Task item: Only the lines from the top of the data through the line containing "Alike in both" should be duplicated, exactly as they appear.

Data extracts:
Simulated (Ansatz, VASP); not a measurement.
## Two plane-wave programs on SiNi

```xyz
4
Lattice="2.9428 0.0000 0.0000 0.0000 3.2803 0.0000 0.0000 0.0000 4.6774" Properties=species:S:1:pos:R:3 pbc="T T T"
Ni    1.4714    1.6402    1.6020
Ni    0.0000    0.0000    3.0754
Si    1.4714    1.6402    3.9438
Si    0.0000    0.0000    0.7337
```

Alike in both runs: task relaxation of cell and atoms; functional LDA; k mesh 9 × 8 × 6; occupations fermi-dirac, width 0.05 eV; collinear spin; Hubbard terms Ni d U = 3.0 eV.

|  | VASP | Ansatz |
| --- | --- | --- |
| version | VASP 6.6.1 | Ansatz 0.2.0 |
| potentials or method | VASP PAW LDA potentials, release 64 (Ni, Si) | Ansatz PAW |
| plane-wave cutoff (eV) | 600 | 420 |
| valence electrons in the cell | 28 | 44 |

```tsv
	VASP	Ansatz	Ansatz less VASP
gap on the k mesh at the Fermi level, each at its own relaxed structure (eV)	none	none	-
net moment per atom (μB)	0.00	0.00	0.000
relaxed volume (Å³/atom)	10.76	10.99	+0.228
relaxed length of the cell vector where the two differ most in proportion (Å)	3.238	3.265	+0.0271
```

Written answer:
Simulated (Ansatz, VASP); not a measurement.
## Two plane-wave programs on SiNi

```xyz
4
Lattice="2.9428 0.0000 0.0000 0.0000 3.2803 0.0000 0.0000 0.0000 4.6774" Properties=species:S:1:pos:R:3 pbc="T T T"
Ni    1.4714    1.6402    1.6020
Ni    0.0000    0.0000    3.0754
Si    1.4714    1.6402    3.9438
Si    0.0000    0.0000    0.7337
```

Alike in both runs: task relaxation of cell and atoms; functional LDA; k mesh 9 × 8 × 6; occupations fermi-dirac, width 0.05 eV; collinear spin; Hubbard terms Ni d U = 3.0 eV.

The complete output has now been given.